-=-=-

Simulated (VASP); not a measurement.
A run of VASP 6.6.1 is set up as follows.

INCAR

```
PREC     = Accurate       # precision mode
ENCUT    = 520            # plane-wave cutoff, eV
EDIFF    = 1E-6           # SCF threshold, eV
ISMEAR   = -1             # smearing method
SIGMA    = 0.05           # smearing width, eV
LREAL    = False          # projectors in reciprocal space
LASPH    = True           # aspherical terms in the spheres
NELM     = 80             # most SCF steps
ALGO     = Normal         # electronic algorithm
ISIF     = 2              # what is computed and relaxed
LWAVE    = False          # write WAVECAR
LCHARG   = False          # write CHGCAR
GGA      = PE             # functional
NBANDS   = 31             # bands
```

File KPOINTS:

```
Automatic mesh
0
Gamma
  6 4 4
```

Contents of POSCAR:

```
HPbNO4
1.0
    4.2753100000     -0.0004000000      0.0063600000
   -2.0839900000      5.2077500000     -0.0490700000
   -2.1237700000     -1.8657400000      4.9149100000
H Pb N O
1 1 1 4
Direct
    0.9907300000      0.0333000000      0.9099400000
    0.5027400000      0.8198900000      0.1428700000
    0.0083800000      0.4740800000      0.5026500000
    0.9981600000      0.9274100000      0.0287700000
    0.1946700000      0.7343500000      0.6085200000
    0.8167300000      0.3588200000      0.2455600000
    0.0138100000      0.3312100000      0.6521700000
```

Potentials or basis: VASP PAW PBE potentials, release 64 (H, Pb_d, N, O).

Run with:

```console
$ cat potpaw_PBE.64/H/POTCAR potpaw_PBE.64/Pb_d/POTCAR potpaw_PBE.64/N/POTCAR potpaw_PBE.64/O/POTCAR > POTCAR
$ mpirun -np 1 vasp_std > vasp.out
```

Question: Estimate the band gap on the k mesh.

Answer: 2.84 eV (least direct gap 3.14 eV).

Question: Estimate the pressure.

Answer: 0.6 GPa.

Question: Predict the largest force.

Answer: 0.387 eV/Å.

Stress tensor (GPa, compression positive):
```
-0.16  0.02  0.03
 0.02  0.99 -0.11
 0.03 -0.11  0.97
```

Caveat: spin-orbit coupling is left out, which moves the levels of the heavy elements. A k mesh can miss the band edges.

-=-=-

• _Activity_: Repeat each line of the data above, exactly as it appears, from the first through the line that contains "Answer: 2.84 eV (least direct gap 3.14 eV).".

• _Task answer_:
Simulated (VASP); not a measurement.
A run of VASP 6.6.1 is set up as follows.

INCAR

```
PREC     = Accurate       # precision mode
ENCUT    = 520            # plane-wave cutoff, eV
EDIFF    = 1E-6           # SCF threshold, eV
ISMEAR   = -1             # smearing method
SIGMA    = 0.05           # smearing width, eV
LREAL    = False          # projectors in reciprocal space
LASPH    = True           # aspherical terms in the spheres
NELM     = 80             # most SCF steps
ALGO     = Normal         # electronic algorithm
ISIF     = 2              # what is computed and relaxed
LWAVE    = False          # write WAVECAR
LCHARG   = False          # write CHGCAR
GGA      = PE             # functional
NBANDS   = 31             # bands
```

File KPOINTS:

```
Automatic mesh
0
Gamma
  6 4 4
```

Contents of POSCAR:

```
HPbNO4
1.0
    4.2753100000     -0.0004000000      0.0063600000
   -2.0839900000      5.2077500000     -0.0490700000
   -2.1237700000     -1.8657400000      4.9149100000
H Pb N O
1 1 1 4
Direct
    0.9907300000      0.0333000000      0.9099400000
    0.5027400000      0.8198900000      0.1428700000
    0.0083800000      0.4740800000      0.5026500000
    0.9981600000      0.9274100000      0.0287700000
    0.1946700000      0.7343500000      0.6085200000
    0.8167300000      0.3588200000      0.2455600000
    0.0138100000      0.3312100000      0.6521700000
```

Potentials or basis: VASP PAW PBE potentials, release 64 (H, Pb_d, N, O).

Run with:

```console
$ cat potpaw_PBE.64/H/POTCAR potpaw_PBE.64/Pb_d/POTCAR potpaw_PBE.64/N/POTCAR potpaw_PBE.64/O/POTCAR > POTCAR
$ mpirun -np 1 vasp_std > vasp.out
```

Question: Estimate the band gap on the k mesh.

Answer: 2.84 eV (least direct gap 3.14 eV).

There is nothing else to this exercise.